☆ ☆ ☆ ☆ ☆

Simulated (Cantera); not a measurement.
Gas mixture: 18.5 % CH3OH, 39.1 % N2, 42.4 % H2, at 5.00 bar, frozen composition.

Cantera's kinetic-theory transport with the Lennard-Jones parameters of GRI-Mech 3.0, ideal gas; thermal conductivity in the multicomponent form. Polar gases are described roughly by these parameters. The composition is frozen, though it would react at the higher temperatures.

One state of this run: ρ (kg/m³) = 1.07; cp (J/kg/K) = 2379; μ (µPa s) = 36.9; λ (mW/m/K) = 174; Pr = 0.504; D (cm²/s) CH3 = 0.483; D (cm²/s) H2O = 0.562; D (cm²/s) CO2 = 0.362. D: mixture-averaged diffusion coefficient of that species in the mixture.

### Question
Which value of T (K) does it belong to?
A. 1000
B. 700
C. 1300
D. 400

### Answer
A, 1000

☆ ☆ ☆ ☆ ☆

ASSIGNED TASK: With the line that has "One state of" as the first and the line that has "### Question" as the last, repeat exactly that run of lines above and no more.

ANSWER SECTION:
One state of this run: ρ (kg/m³) = 1.07; cp (J/kg/K) = 2379; μ (µPa s) = 36.9; λ (mW/m/K) = 174; Pr = 0.504; D (cm²/s) CH3 = 0.483; D (cm²/s) H2O = 0.562; D (cm²/s) CO2 = 0.362. D: mixture-averaged diffusion coefficient of that species in the mixture.

### Question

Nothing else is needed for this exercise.